Work request:
Copy out exactly the lines below that run from the one holding "- Dipole correction: no" to the one holding "64 (Ru_pv, Pt).", keeping both of those lines and no others.

Record excerpts:
──────────────────────────────

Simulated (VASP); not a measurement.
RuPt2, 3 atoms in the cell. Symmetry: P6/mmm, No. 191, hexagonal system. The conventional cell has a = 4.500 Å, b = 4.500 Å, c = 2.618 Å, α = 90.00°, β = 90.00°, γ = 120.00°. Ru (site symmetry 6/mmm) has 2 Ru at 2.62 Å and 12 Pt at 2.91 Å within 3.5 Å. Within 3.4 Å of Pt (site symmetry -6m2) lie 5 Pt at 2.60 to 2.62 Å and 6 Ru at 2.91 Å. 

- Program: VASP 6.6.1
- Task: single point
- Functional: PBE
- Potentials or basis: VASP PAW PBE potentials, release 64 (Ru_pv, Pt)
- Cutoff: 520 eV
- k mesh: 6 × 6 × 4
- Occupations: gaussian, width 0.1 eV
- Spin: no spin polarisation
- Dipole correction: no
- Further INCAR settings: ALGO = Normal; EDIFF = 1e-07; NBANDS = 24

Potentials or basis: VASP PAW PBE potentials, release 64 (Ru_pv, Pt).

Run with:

──────────────────────────────

Answer box:
- Dipole correction: no
- Further INCAR settings: ALGO = Normal; EDIFF = 1e-07; NBANDS = 24

Potentials or basis: VASP PAW PBE potentials, release 64 (Ru_pv, Pt).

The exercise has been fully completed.